Work task
Every line from the top of the material through the line holding "C = 1273 MHz |" should be copied exactly, and only those lines.

Source material
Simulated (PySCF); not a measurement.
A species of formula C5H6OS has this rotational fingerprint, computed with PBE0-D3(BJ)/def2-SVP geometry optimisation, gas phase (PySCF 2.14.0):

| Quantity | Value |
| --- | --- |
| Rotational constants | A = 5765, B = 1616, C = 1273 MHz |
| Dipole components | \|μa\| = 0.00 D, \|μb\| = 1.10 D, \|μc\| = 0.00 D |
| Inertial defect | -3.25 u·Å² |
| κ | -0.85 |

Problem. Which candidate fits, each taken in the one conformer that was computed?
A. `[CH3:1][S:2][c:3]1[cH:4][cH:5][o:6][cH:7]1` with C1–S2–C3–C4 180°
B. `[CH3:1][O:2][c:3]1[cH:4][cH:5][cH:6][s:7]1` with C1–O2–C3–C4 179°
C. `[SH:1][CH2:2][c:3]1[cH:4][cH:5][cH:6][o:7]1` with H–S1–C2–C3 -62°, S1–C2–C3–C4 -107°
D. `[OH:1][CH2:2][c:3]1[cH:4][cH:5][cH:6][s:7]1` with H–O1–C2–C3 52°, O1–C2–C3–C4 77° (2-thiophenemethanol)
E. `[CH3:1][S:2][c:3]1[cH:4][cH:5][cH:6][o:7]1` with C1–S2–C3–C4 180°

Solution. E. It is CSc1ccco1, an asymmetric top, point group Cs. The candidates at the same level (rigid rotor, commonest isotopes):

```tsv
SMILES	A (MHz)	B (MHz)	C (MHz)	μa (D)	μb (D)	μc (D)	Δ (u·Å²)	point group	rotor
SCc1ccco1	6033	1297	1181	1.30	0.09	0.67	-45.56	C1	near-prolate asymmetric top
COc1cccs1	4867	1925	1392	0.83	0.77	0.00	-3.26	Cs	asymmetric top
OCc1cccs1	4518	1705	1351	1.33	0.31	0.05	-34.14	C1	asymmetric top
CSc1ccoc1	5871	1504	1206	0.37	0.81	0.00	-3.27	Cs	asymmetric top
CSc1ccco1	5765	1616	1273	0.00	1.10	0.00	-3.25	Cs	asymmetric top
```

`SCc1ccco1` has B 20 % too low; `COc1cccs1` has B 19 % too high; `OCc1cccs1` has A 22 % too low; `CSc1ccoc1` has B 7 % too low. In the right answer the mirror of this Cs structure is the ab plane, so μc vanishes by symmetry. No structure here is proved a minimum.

Exercise solution
Simulated (PySCF); not a measurement.
A species of formula C5H6OS has this rotational fingerprint, computed with PBE0-D3(BJ)/def2-SVP geometry optimisation, gas phase (PySCF 2.14.0):

| Quantity | Value |
| --- | --- |
| Rotational constants | A = 5765, B = 1616, C = 1273 MHz |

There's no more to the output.